*Action item:* Take the entries below and print only the lines from the one with "- Gap 1.67 eV: optical" through the one with "The ground-state density comes first.", exactly as they stand, both ends included.

Segment Start: Entries provided
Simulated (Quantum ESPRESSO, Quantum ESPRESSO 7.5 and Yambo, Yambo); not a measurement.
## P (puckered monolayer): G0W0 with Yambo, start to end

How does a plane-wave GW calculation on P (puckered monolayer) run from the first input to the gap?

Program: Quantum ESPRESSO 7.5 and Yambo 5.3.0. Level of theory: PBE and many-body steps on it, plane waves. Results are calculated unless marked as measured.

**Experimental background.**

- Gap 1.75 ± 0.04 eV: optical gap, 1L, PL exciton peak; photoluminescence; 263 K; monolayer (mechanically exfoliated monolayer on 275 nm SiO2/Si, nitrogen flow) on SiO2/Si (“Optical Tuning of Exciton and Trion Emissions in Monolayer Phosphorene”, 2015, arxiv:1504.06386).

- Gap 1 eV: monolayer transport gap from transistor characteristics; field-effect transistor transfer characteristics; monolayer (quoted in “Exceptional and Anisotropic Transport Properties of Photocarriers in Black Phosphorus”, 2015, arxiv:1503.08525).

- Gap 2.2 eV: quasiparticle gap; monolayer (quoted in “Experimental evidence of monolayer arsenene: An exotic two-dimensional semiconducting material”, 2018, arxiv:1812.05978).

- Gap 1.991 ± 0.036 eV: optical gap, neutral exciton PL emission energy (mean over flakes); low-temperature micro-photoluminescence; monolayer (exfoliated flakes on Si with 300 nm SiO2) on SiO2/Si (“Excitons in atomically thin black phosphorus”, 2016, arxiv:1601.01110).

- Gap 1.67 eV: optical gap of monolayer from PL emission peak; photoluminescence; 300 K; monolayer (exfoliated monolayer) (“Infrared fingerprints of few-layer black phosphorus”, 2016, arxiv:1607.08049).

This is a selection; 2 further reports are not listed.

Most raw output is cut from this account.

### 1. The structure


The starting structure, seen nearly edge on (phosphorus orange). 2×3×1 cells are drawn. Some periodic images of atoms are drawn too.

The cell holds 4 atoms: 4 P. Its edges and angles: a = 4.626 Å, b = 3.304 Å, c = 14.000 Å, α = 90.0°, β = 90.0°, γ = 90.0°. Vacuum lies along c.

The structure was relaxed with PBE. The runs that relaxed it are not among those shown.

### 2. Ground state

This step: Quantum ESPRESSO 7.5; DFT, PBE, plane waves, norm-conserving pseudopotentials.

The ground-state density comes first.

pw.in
Segment End: Entries provided

*Exercise output:*
- Gap 1.67 eV: optical gap of monolayer from PL emission peak; photoluminescence; 300 K; monolayer (exfoliated monolayer) (“Infrared fingerprints of few-layer black phosphorus”, 2016, arxiv:1607.08049).

This is a selection; 2 further reports are not listed.

Most raw output is cut from this account.

### 1. The structure


The starting structure, seen nearly edge on (phosphorus orange). 2×3×1 cells are drawn. Some periodic images of atoms are drawn too.

The cell holds 4 atoms: 4 P. Its edges and angles: a = 4.626 Å, b = 3.304 Å, c = 14.000 Å, α = 90.0°, β = 90.0°, γ = 90.0°. Vacuum lies along c.

The structure was relaxed with PBE. The runs that relaxed it are not among those shown.

### 2. Ground state

This step: Quantum ESPRESSO 7.5; DFT, PBE, plane waves, norm-conserving pseudopotentials.

The ground-state density comes first.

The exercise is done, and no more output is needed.